■ ■ ■ ■

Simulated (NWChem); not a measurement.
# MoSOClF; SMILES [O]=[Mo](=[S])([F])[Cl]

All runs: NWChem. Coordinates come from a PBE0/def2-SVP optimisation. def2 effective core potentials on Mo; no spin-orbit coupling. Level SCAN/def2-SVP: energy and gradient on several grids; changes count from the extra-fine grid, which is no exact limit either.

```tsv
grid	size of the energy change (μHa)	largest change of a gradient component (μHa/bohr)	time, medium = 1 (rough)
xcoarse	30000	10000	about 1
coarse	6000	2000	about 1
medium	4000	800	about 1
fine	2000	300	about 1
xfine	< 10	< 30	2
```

■ ■ ■ ■

* Exercise
Repeat each line of the data above, exactly as it appears, from the first through the line that contains "# MoSOClF; SMILES [O]=[Mo](=[S])([F])[Cl]".

* Written response
Simulated (NWChem); not a measurement.
# MoSOClF; SMILES [O]=[Mo](=[S])([F])[Cl]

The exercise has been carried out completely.